DATA FOR ANALYSIS
──────────

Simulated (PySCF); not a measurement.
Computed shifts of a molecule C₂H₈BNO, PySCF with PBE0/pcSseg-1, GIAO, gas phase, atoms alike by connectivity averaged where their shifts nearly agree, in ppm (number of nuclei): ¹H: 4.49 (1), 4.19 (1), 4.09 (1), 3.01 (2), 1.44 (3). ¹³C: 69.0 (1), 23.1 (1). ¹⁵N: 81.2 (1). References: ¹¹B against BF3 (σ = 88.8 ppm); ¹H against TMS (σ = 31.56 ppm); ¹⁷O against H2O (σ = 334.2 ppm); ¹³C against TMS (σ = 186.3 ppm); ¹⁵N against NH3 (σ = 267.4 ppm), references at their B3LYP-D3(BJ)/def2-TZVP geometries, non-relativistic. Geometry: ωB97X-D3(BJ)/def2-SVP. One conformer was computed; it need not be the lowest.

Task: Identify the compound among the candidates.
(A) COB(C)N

──────────

EXERCISE
Return the whole listing, keeping every word as it is.

TASK RESULT
Simulated (PySCF); not a measurement.
Computed shifts of a molecule C₂H₈BNO, PySCF with PBE0/pcSseg-1, GIAO, gas phase, atoms alike by connectivity averaged where their shifts nearly agree, in ppm (number of nuclei): ¹H: 4.49 (1), 4.19 (1), 4.09 (1), 3.01 (2), 1.44 (3). ¹³C: 69.0 (1), 23.1 (1). ¹⁵N: 81.2 (1). References: ¹¹B against BF3 (σ = 88.8 ppm); ¹H against TMS (σ = 31.56 ppm); ¹⁷O against H2O (σ = 334.2 ppm); ¹³C against TMS (σ = 186.3 ppm); ¹⁵N against NH3 (σ = 267.4 ppm), references at their B3LYP-D3(BJ)/def2-TZVP geometries, non-relativistic. Geometry: ωB97X-D3(BJ)/def2-SVP. One conformer was computed; it need not be the lowest.

Task: Identify the compound among the candidates.
(A) COB(C)N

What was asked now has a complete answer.